● Extracted records:
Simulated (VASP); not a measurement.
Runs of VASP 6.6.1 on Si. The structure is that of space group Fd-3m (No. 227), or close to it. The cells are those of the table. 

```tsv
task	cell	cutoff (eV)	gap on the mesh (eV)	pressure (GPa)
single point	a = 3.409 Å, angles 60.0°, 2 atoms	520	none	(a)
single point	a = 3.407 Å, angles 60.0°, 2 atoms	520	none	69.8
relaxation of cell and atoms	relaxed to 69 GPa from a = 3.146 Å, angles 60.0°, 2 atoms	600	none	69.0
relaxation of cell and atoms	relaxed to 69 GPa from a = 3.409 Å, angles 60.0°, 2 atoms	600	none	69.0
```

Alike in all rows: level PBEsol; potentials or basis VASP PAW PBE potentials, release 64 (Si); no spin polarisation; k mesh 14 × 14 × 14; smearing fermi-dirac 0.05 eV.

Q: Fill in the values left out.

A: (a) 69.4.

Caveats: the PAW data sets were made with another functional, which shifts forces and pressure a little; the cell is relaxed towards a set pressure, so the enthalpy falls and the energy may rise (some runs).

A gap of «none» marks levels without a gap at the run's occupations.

● Brief: Can you repeat, word for word, every line above from the one containing "Runs of VASP" down to the one containing "Caveats: the PAW", including both?

● Task response:
Runs of VASP 6.6.1 on Si. The structure is that of space group Fd-3m (No. 227), or close to it. The cells are those of the table. 

```tsv
task	cell	cutoff (eV)	gap on the mesh (eV)	pressure (GPa)
single point	a = 3.409 Å, angles 60.0°, 2 atoms	520	none	(a)
single point	a = 3.407 Å, angles 60.0°, 2 atoms	520	none	69.8
relaxation of cell and atoms	relaxed to 69 GPa from a = 3.146 Å, angles 60.0°, 2 atoms	600	none	69.0
relaxation of cell and atoms	relaxed to 69 GPa from a = 3.409 Å, angles 60.0°, 2 atoms	600	none	69.0
```

Alike in all rows: level PBEsol; potentials or basis VASP PAW PBE potentials, release 64 (Si); no spin polarisation; k mesh 14 × 14 × 14; smearing fermi-dirac 0.05 eV.

Q: Fill in the values left out.

A: (a) 69.4.

Caveats: the PAW data sets were made with another functional, which shifts forces and pressure a little; the cell is relaxed towards a set pressure, so the enthalpy falls and the energy may rise (some runs).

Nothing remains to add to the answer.